Exercise data -
+-------+

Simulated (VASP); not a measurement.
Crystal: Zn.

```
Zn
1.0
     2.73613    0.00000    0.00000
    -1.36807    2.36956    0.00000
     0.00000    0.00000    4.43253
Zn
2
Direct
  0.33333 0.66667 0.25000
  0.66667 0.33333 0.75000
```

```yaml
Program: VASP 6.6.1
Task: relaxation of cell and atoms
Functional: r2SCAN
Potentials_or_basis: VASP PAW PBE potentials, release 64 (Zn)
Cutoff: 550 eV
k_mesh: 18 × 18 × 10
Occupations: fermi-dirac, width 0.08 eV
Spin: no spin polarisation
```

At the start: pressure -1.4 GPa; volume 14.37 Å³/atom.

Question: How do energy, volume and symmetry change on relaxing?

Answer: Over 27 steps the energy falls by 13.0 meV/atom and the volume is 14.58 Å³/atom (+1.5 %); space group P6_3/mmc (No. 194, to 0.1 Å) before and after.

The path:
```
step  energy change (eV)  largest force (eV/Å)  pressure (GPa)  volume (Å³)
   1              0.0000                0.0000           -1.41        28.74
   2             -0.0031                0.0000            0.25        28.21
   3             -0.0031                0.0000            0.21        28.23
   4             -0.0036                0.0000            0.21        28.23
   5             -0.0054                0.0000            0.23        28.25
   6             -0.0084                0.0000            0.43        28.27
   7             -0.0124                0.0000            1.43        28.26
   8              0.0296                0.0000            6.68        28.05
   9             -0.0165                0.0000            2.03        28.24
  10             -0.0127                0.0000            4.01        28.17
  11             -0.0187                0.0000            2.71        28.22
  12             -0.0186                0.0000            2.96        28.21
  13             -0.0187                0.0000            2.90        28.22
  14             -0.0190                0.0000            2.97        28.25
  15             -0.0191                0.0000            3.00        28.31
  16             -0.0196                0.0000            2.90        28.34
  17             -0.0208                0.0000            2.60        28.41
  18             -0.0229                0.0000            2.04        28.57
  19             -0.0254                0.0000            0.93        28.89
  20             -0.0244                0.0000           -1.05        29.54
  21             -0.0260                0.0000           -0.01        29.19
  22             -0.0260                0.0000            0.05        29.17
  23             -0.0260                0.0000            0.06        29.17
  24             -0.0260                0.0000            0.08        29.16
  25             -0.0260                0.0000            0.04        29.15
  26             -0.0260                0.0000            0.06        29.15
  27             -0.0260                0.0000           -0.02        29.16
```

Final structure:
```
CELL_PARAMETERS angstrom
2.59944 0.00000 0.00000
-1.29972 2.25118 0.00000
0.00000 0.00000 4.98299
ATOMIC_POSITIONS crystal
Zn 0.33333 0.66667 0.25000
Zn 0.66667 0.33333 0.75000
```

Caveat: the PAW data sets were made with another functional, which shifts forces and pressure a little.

+-------+

Work request - Start at the first line of the entries above. Set down each line exactly through the one with "Question: How do", and stop there.

Exercise solution -
Simulated (VASP); not a measurement.
Crystal: Zn.

```
Zn
1.0
     2.73613    0.00000    0.00000
    -1.36807    2.36956    0.00000
     0.00000    0.00000    4.43253
Zn
2
Direct
  0.33333 0.66667 0.25000
  0.66667 0.33333 0.75000
```

```yaml
Program: VASP 6.6.1
Task: relaxation of cell and atoms
Functional: r2SCAN
Potentials_or_basis: VASP PAW PBE potentials, release 64 (Zn)
Cutoff: 550 eV
k_mesh: 18 × 18 × 10
Occupations: fermi-dirac, width 0.08 eV
Spin: no spin polarisation
```

At the start: pressure -1.4 GPa; volume 14.37 Å³/atom.

Question: How do energy, volume and symmetry change on relaxing?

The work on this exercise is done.